======== Given information ========
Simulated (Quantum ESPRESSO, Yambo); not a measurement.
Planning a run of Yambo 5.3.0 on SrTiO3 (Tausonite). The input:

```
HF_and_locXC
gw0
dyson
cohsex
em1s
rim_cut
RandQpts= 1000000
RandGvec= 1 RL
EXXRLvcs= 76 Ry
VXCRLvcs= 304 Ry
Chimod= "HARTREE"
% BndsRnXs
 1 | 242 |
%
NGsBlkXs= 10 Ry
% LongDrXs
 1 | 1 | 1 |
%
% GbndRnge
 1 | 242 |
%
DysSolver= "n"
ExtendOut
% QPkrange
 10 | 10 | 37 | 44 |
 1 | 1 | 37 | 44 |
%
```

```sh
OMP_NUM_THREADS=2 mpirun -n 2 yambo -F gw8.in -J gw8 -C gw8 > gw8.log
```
========

- Action item -
Write all the data out again, word for word.

- Expected answer -
Simulated (Quantum ESPRESSO, Yambo); not a measurement.
Planning a run of Yambo 5.3.0 on SrTiO3 (Tausonite). The input:

```
HF_and_locXC
gw0
dyson
cohsex
em1s
rim_cut
RandQpts= 1000000
RandGvec= 1 RL
EXXRLvcs= 76 Ry
VXCRLvcs= 304 Ry
Chimod= "HARTREE"
% BndsRnXs
 1 | 242 |
%
NGsBlkXs= 10 Ry
% LongDrXs
 1 | 1 | 1 |
%
% GbndRnge
 1 | 242 |
%
DysSolver= "n"
ExtendOut
% QPkrange
 10 | 10 | 37 | 44 |
 1 | 1 | 37 | 44 |
%
```

```sh
OMP_NUM_THREADS=2 mpirun -n 2 yambo -F gw8.in -J gw8 -C gw8 > gw8.log
```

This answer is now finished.